## Stored data
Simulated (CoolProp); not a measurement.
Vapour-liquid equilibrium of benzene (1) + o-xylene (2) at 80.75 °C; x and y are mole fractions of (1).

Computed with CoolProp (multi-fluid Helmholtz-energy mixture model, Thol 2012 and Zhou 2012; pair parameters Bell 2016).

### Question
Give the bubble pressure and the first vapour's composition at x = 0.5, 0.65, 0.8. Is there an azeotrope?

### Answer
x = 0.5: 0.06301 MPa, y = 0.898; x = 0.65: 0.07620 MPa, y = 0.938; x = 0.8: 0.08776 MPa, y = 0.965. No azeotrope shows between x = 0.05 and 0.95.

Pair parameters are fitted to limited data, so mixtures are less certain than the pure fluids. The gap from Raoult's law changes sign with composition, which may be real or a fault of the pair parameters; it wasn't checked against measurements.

## Work request
The data above is to be returned exactly, with nothing altered.

## Task answer
Simulated (CoolProp); not a measurement.
Vapour-liquid equilibrium of benzene (1) + o-xylene (2) at 80.75 °C; x and y are mole fractions of (1).

Computed with CoolProp (multi-fluid Helmholtz-energy mixture model, Thol 2012 and Zhou 2012; pair parameters Bell 2016).

### Question
Give the bubble pressure and the first vapour's composition at x = 0.5, 0.65, 0.8. Is there an azeotrope?

### Answer
x = 0.5: 0.06301 MPa, y = 0.898; x = 0.65: 0.07620 MPa, y = 0.938; x = 0.8: 0.08776 MPa, y = 0.965. No azeotrope shows between x = 0.05 and 0.95.

Pair parameters are fitted to limited data, so mixtures are less certain than the pure fluids. The gap from Raoult's law changes sign with composition, which may be real or a fault of the pair parameters; it wasn't checked against measurements.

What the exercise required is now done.